Work request
All lines of the material must be output verbatim.

[Data provided Boundary: Start]
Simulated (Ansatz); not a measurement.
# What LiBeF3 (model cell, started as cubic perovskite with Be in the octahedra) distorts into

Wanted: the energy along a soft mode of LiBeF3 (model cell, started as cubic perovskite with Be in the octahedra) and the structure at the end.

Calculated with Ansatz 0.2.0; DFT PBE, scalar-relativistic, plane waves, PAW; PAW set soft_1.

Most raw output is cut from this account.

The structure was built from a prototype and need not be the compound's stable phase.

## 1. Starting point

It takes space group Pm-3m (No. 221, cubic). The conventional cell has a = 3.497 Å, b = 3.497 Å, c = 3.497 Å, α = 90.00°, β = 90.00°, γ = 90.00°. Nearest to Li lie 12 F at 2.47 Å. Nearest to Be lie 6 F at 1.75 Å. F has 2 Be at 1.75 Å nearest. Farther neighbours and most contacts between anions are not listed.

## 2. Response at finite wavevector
[Data provided Boundary: End]

Task answer
Simulated (Ansatz); not a measurement.
# What LiBeF3 (model cell, started as cubic perovskite with Be in the octahedra) distorts into

Wanted: the energy along a soft mode of LiBeF3 (model cell, started as cubic perovskite with Be in the octahedra) and the structure at the end.

Calculated with Ansatz 0.2.0; DFT PBE, scalar-relativistic, plane waves, PAW; PAW set soft_1.

Most raw output is cut from this account.

The structure was built from a prototype and need not be the compound's stable phase.

## 1. Starting point

It takes space group Pm-3m (No. 221, cubic). The conventional cell has a = 3.497 Å, b = 3.497 Å, c = 3.497 Å, α = 90.00°, β = 90.00°, γ = 90.00°. Nearest to Li lie 12 F at 2.47 Å. Nearest to Be lie 6 F at 1.75 Å. F has 2 Be at 1.75 Å nearest. Farther neighbours and most contacts between anions are not listed.

## 2. Response at finite wavevector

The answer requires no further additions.